-- THE DATA follows --

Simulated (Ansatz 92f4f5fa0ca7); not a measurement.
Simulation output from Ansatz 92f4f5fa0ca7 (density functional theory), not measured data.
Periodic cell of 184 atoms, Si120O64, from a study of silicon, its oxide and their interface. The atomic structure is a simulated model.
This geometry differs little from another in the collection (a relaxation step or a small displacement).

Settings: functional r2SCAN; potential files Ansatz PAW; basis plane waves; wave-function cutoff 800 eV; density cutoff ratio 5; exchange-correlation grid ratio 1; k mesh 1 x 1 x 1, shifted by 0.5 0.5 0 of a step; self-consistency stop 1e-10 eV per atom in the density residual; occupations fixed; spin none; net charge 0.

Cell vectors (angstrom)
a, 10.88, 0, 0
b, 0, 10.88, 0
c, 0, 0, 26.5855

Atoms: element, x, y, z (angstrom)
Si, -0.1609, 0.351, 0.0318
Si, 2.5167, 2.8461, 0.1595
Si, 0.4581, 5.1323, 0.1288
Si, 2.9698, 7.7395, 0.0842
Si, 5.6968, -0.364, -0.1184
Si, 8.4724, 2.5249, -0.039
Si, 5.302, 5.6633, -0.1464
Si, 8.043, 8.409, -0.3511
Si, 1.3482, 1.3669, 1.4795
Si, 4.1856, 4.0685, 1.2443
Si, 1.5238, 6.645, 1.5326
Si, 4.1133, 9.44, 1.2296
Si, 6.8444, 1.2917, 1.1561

-- THE DATA concluded --

» **ACTION ITEM**
The response must restate every entry word for word.

» **WRITTEN SOLUTION**
Simulated (Ansatz 92f4f5fa0ca7); not a measurement.
Simulation output from Ansatz 92f4f5fa0ca7 (density functional theory), not measured data.
Periodic cell of 184 atoms, Si120O64, from a study of silicon, its oxide and their interface. The atomic structure is a simulated model.
This geometry differs little from another in the collection (a relaxation step or a small displacement).

Settings: functional r2SCAN; potential files Ansatz PAW; basis plane waves; wave-function cutoff 800 eV; density cutoff ratio 5; exchange-correlation grid ratio 1; k mesh 1 x 1 x 1, shifted by 0.5 0.5 0 of a step; self-consistency stop 1e-10 eV per atom in the density residual; occupations fixed; spin none; net charge 0.

Cell vectors (angstrom)
a, 10.88, 0, 0
b, 0, 10.88, 0
c, 0, 0, 26.5855

Atoms: element, x, y, z (angstrom)
Si, -0.1609, 0.351, 0.0318
Si, 2.5167, 2.8461, 0.1595
Si, 0.4581, 5.1323, 0.1288
Si, 2.9698, 7.7395, 0.0842
Si, 5.6968, -0.364, -0.1184
Si, 8.4724, 2.5249, -0.039
Si, 5.302, 5.6633, -0.1464
Si, 8.043, 8.409, -0.3511
Si, 1.3482, 1.3669, 1.4795
Si, 4.1856, 4.0685, 1.2443
Si, 1.5238, 6.645, 1.5326
Si, 4.1133, 9.44, 1.2296
Si, 6.8444, 1.2917, 1.1561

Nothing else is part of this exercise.